Data provided:
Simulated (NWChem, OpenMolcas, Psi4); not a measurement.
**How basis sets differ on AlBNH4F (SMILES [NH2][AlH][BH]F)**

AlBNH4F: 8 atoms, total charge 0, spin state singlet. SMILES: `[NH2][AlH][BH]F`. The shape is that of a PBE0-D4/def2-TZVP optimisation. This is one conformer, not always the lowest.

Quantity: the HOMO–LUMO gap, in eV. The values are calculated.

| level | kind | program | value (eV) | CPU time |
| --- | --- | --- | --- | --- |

Requirement: What's needed is every line of the listing, transcribed word for word.

Answer area:
Simulated (NWChem, OpenMolcas, Psi4); not a measurement.
**How basis sets differ on AlBNH4F (SMILES [NH2][AlH][BH]F)**

AlBNH4F: 8 atoms, total charge 0, spin state singlet. SMILES: `[NH2][AlH][BH]F`. The shape is that of a PBE0-D4/def2-TZVP optimisation. This is one conformer, not always the lowest.

Quantity: the HOMO–LUMO gap, in eV. The values are calculated.

| level | kind | program | value (eV) | CPU time |
| --- | --- | --- | --- | --- |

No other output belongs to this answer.